* [Assignment]: All lines from the one containing "Hardware: 1 thread" down to the one containing "Q: How long", both ends included, are to be given again exactly; omit the rest of the listing below.

***** Data to examine

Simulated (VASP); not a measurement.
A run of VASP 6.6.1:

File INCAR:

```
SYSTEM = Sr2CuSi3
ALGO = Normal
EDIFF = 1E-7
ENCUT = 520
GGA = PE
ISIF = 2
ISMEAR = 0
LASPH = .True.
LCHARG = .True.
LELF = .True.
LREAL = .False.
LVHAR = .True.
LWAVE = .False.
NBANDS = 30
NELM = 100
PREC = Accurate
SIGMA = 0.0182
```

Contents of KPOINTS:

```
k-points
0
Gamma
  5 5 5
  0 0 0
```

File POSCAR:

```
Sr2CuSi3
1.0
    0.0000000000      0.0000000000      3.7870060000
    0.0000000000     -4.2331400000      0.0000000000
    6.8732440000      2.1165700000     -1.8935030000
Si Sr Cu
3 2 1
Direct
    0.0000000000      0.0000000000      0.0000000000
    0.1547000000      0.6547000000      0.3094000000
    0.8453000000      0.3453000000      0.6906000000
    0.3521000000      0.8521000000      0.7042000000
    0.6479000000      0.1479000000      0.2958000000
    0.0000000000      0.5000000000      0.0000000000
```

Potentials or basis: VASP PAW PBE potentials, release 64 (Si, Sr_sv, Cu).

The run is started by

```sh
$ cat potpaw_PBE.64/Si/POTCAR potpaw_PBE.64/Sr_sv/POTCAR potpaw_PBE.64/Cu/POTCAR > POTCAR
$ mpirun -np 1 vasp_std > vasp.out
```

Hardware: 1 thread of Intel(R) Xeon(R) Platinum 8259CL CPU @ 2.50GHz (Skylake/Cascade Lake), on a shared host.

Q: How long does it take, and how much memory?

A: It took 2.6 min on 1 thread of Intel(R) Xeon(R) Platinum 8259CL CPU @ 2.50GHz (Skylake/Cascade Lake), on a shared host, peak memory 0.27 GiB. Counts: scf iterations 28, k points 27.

**********

* [Your solution]:
Hardware: 1 thread of Intel(R) Xeon(R) Platinum 8259CL CPU @ 2.50GHz (Skylake/Cascade Lake), on a shared host.

Q: How long does it take, and how much memory?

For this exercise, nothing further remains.